Every line from the first in the listing below to the line containing "Answer: One such" is to be repeated exactly, and no line past it.

======== RAW DATA

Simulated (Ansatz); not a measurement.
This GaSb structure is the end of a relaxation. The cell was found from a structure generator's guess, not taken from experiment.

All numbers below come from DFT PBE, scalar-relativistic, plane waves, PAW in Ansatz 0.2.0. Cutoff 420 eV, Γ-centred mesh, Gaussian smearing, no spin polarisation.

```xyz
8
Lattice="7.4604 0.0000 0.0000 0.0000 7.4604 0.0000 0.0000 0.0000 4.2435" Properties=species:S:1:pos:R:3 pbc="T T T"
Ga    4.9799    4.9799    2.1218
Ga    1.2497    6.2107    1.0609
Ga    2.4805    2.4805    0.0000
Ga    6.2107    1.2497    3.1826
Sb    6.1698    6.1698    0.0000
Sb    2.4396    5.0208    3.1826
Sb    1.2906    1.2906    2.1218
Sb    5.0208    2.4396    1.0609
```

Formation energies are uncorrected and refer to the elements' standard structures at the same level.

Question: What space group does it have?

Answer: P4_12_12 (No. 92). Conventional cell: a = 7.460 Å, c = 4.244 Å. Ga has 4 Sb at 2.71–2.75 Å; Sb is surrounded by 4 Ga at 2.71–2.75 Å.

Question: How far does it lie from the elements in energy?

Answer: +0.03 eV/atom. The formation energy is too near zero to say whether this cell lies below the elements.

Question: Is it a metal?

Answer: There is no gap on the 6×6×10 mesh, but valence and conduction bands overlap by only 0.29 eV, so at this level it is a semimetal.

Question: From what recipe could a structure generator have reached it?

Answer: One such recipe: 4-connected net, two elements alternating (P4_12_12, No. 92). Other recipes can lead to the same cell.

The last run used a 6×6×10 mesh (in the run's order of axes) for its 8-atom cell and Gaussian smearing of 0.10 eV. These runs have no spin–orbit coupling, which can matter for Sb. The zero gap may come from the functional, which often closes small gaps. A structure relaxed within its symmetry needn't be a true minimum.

================

**EXERCISE RESPONSE**
Simulated (Ansatz); not a measurement.
This GaSb structure is the end of a relaxation. The cell was found from a structure generator's guess, not taken from experiment.

All numbers below come from DFT PBE, scalar-relativistic, plane waves, PAW in Ansatz 0.2.0. Cutoff 420 eV, Γ-centred mesh, Gaussian smearing, no spin polarisation.

```xyz
8
Lattice="7.4604 0.0000 0.0000 0.0000 7.4604 0.0000 0.0000 0.0000 4.2435" Properties=species:S:1:pos:R:3 pbc="T T T"
Ga    4.9799    4.9799    2.1218
Ga    1.2497    6.2107    1.0609
Ga    2.4805    2.4805    0.0000
Ga    6.2107    1.2497    3.1826
Sb    6.1698    6.1698    0.0000
Sb    2.4396    5.0208    3.1826
Sb    1.2906    1.2906    2.1218
Sb    5.0208    2.4396    1.0609
```

Formation energies are uncorrected and refer to the elements' standard structures at the same level.

Question: What space group does it have?

Answer: P4_12_12 (No. 92). Conventional cell: a = 7.460 Å, c = 4.244 Å. Ga has 4 Sb at 2.71–2.75 Å; Sb is surrounded by 4 Ga at 2.71–2.75 Å.

Question: How far does it lie from the elements in energy?

Answer: +0.03 eV/atom. The formation energy is too near zero to say whether this cell lies below the elements.

Question: Is it a metal?

Answer: There is no gap on the 6×6×10 mesh, but valence and conduction bands overlap by only 0.29 eV, so at this level it is a semimetal.

Question: From what recipe could a structure generator have reached it?

Answer: One such recipe: 4-connected net, two elements alternating (P4_12_12, No. 92). Other recipes can lead to the same cell.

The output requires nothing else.